Segment Open

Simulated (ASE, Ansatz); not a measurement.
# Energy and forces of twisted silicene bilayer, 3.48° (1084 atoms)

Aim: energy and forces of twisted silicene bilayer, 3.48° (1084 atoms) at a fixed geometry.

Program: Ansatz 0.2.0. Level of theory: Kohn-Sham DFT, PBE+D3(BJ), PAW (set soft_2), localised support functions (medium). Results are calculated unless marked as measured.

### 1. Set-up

Segment Closed

» **Brief**
An exact retyping of every line in the records is needed.

» **Your response**
Simulated (ASE, Ansatz); not a measurement.
# Energy and forces of twisted silicene bilayer, 3.48° (1084 atoms)

Aim: energy and forces of twisted silicene bilayer, 3.48° (1084 atoms) at a fixed geometry.

Program: Ansatz 0.2.0. Level of theory: Kohn-Sham DFT, PBE+D3(BJ), PAW (set soft_2), localised support functions (medium). Results are calculated unless marked as measured.

### 1. Set-up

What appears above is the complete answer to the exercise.